Data supplied section start

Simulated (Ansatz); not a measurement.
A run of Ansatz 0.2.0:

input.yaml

Data supplied section end

### Work order
The complete material must be repeated exactly.

### Written response
Simulated (Ansatz); not a measurement.
A run of Ansatz 0.2.0:

input.yaml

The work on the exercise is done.